Print each record below character for character.

• Data listing
*** Begin section ***
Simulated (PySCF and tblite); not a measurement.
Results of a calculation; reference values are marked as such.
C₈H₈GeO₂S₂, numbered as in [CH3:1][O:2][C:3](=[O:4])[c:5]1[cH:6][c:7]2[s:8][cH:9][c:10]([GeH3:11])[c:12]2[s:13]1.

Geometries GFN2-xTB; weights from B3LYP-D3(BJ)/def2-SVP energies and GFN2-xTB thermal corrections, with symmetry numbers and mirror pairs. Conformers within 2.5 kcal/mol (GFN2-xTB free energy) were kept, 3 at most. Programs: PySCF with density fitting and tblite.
*** End section ***

• Result
Simulated (PySCF and tblite); not a measurement.
Results of a calculation; reference values are marked as such.
C₈H₈GeO₂S₂, numbered as in [CH3:1][O:2][C:3](=[O:4])[c:5]1[cH:6][c:7]2[s:8][cH:9][c:10]([GeH3:11])[c:12]2[s:13]1.

Geometries GFN2-xTB; weights from B3LYP-D3(BJ)/def2-SVP energies and GFN2-xTB thermal corrections, with symmetry numbers and mirror pairs. Conformers within 2.5 kcal/mol (GFN2-xTB free energy) were kept, 3 at most. Programs: PySCF with density fitting and tblite.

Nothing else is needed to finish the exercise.